WORK INSTRUCTION:
Print each of the records below, leaving every word as it is.

------ EXTRACTED MATERIAL

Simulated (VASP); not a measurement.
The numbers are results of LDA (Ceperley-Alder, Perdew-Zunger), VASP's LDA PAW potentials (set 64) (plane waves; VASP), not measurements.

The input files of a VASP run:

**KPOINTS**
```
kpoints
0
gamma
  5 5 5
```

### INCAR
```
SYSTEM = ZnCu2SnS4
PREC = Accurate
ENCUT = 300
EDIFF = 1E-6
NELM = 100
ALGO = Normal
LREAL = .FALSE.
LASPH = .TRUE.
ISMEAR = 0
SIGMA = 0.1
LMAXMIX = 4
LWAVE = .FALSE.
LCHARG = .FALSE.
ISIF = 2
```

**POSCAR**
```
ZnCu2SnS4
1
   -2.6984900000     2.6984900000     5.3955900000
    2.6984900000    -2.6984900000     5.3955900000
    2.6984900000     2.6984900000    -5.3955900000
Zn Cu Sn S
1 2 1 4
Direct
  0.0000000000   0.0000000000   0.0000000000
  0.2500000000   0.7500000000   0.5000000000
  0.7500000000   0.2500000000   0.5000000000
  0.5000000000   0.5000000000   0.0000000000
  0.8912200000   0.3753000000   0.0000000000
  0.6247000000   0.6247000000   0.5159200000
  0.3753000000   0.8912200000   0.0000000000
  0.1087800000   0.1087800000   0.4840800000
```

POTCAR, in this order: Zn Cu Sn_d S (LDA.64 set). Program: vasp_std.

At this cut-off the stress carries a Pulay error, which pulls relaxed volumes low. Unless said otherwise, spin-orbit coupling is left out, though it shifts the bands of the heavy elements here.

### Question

------------

TASK ANSWER:
Simulated (VASP); not a measurement.
The numbers are results of LDA (Ceperley-Alder, Perdew-Zunger), VASP's LDA PAW potentials (set 64) (plane waves; VASP), not measurements.

The input files of a VASP run:

**KPOINTS**
```
kpoints
0
gamma
  5 5 5
```

### INCAR
```
SYSTEM = ZnCu2SnS4
PREC = Accurate
ENCUT = 300
EDIFF = 1E-6
NELM = 100
ALGO = Normal
LREAL = .FALSE.
LASPH = .TRUE.
ISMEAR = 0
SIGMA = 0.1
LMAXMIX = 4
LWAVE = .FALSE.
LCHARG = .FALSE.
ISIF = 2
```

**POSCAR**
```
ZnCu2SnS4
1
   -2.6984900000     2.6984900000     5.3955900000
    2.6984900000    -2.6984900000     5.3955900000
    2.6984900000     2.6984900000    -5.3955900000
Zn Cu Sn S
1 2 1 4
Direct
  0.0000000000   0.0000000000   0.0000000000
  0.2500000000   0.7500000000   0.5000000000
  0.7500000000   0.2500000000   0.5000000000
  0.5000000000   0.5000000000   0.0000000000
  0.8912200000   0.3753000000   0.0000000000
  0.6247000000   0.6247000000   0.5159200000
  0.3753000000   0.8912200000   0.0000000000
  0.1087800000   0.1087800000   0.4840800000
```

POTCAR, in this order: Zn Cu Sn_d S (LDA.64 set). Program: vasp_std.

At this cut-off the stress carries a Pulay error, which pulls relaxed volumes low. Unless said otherwise, spin-orbit coupling is left out, though it shifts the bands of the heavy elements here.

### Question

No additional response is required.